- _GIVEN INFORMATION_
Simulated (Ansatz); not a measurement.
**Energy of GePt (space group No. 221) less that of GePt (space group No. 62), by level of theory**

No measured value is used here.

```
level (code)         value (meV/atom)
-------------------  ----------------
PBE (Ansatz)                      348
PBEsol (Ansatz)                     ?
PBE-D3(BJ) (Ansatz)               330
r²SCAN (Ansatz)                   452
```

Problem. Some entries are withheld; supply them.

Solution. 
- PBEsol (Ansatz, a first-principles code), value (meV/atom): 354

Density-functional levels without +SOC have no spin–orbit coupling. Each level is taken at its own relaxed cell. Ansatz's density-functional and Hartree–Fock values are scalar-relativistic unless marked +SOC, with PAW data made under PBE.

- _TASK ITEM_
Each line between the start of the listing above and the line containing "- PBEsol (Ansatz, a", with both ends counted, is to be set down unchanged.

- _TASK RESPONSE_
Simulated (Ansatz); not a measurement.
**Energy of GePt (space group No. 221) less that of GePt (space group No. 62), by level of theory**

No measured value is used here.

```
level (code)         value (meV/atom)
-------------------  ----------------
PBE (Ansatz)                      348
PBEsol (Ansatz)                     ?
PBE-D3(BJ) (Ansatz)               330
r²SCAN (Ansatz)                   452
```

Problem. Some entries are withheld; supply them.

Solution. 
- PBEsol (Ansatz, a first-principles code), value (meV/atom): 354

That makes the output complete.